(ASSIGNED TASK): Please copy the material under this line exactly, keeping every line.

(MATERIAL SUPPLIED):
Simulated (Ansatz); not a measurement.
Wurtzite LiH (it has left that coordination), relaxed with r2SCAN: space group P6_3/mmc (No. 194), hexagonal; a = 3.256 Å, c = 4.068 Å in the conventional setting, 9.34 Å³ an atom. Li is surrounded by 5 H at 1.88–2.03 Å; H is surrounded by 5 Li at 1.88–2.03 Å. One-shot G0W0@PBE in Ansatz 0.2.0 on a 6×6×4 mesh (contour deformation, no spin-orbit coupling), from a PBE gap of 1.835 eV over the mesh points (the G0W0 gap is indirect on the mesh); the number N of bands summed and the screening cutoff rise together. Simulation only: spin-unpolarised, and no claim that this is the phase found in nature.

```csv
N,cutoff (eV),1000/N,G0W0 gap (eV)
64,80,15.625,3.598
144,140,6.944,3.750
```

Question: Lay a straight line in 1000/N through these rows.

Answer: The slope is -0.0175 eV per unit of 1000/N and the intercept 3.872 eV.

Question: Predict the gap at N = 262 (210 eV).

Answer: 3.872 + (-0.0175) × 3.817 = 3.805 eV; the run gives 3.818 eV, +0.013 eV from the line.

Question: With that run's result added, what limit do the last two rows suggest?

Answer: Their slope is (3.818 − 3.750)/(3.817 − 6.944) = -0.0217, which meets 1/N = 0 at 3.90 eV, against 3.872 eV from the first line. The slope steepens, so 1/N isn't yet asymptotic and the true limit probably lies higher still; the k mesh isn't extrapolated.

(TASK RESPONSE):
Simulated (Ansatz); not a measurement.
Wurtzite LiH (it has left that coordination), relaxed with r2SCAN: space group P6_3/mmc (No. 194), hexagonal; a = 3.256 Å, c = 4.068 Å in the conventional setting, 9.34 Å³ an atom. Li is surrounded by 5 H at 1.88–2.03 Å; H is surrounded by 5 Li at 1.88–2.03 Å. One-shot G0W0@PBE in Ansatz 0.2.0 on a 6×6×4 mesh (contour deformation, no spin-orbit coupling), from a PBE gap of 1.835 eV over the mesh points (the G0W0 gap is indirect on the mesh); the number N of bands summed and the screening cutoff rise together. Simulation only: spin-unpolarised, and no claim that this is the phase found in nature.

```csv
N,cutoff (eV),1000/N,G0W0 gap (eV)
64,80,15.625,3.598
144,140,6.944,3.750
```

Question: Lay a straight line in 1000/N through these rows.

Answer: The slope is -0.0175 eV per unit of 1000/N and the intercept 3.872 eV.

Question: Predict the gap at N = 262 (210 eV).

Answer: 3.872 + (-0.0175) × 3.817 = 3.805 eV; the run gives 3.818 eV, +0.013 eV from the line.

Question: With that run's result added, what limit do the last two rows suggest?

Answer: Their slope is (3.818 − 3.750)/(3.817 − 6.944) = -0.0217, which meets 1/N = 0 at 3.90 eV, against 3.872 eV from the first line. The slope steepens, so 1/N isn't yet asymptotic and the true limit probably lies higher still; the k mesh isn't extrapolated.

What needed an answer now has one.